** Records supplied follows **

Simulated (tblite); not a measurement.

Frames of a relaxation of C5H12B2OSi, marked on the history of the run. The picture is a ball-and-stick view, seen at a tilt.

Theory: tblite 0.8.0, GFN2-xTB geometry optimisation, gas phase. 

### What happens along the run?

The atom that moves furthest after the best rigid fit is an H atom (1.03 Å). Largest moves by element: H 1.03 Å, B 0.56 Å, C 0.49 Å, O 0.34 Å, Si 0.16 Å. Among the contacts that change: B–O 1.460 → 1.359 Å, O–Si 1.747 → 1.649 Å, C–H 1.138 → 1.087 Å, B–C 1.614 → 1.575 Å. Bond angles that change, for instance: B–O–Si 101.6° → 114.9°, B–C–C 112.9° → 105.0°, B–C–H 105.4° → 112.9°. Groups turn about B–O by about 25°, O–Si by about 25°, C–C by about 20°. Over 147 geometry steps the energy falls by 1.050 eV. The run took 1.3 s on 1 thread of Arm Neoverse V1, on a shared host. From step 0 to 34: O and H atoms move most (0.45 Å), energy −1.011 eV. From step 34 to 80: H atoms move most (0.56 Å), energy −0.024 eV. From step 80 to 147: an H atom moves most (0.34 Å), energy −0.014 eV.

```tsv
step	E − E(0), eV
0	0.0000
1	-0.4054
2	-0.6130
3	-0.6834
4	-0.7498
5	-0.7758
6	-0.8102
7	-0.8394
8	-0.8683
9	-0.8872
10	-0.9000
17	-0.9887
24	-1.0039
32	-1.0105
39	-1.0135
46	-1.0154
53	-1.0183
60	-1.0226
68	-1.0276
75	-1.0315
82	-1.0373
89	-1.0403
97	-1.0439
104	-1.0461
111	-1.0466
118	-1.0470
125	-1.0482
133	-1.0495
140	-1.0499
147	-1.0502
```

** End of Records supplied **

## Work instruction
Reproduce, line for line, the material, starting at its first line, and end once the line holding "### What happens along the run?" has been output.

## Written solution
Simulated (tblite); not a measurement.

Frames of a relaxation of C5H12B2OSi, marked on the history of the run. The picture is a ball-and-stick view, seen at a tilt.

Theory: tblite 0.8.0, GFN2-xTB geometry optimisation, gas phase. 

### What happens along the run?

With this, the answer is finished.